Through the line that contains "The pressure is its mean diagonal, -0.18 GPa.", return the data below exactly, starting at its first line; leave the rest out.

(Beginning of Data extract)

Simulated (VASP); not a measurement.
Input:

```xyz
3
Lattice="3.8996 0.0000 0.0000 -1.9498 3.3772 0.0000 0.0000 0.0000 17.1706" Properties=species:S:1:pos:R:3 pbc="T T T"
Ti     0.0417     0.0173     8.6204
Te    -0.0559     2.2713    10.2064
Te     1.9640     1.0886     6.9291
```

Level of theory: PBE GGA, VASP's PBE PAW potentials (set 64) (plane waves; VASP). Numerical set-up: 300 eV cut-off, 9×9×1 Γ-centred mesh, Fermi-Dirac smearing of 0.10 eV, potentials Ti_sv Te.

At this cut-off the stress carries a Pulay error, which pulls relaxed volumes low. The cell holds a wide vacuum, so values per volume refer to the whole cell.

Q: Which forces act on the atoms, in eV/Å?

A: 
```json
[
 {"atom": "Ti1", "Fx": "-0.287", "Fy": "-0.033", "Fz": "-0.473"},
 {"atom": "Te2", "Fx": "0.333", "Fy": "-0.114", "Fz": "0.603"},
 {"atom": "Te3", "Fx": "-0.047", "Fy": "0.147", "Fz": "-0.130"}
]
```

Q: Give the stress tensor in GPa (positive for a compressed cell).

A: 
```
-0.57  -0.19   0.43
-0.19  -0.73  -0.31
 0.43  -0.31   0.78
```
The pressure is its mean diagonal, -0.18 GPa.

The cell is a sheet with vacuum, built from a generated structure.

(End of Data extract)

-- Answer area --
Simulated (VASP); not a measurement.
Input:

```xyz
3
Lattice="3.8996 0.0000 0.0000 -1.9498 3.3772 0.0000 0.0000 0.0000 17.1706" Properties=species:S:1:pos:R:3 pbc="T T T"
Ti     0.0417     0.0173     8.6204
Te    -0.0559     2.2713    10.2064
Te     1.9640     1.0886     6.9291
```

Level of theory: PBE GGA, VASP's PBE PAW potentials (set 64) (plane waves; VASP). Numerical set-up: 300 eV cut-off, 9×9×1 Γ-centred mesh, Fermi-Dirac smearing of 0.10 eV, potentials Ti_sv Te.

At this cut-off the stress carries a Pulay error, which pulls relaxed volumes low. The cell holds a wide vacuum, so values per volume refer to the whole cell.

Q: Which forces act on the atoms, in eV/Å?

A: 
```json
[
 {"atom": "Ti1", "Fx": "-0.287", "Fy": "-0.033", "Fz": "-0.473"},
 {"atom": "Te2", "Fx": "0.333", "Fy": "-0.114", "Fz": "0.603"},
 {"atom": "Te3", "Fx": "-0.047", "Fy": "0.147", "Fz": "-0.130"}
]
```

Q: Give the stress tensor in GPa (positive for a compressed cell).

A: 
```
-0.57  -0.19   0.43
-0.19  -0.73  -0.31
 0.43  -0.31   0.78
```
The pressure is its mean diagonal, -0.18 GPa.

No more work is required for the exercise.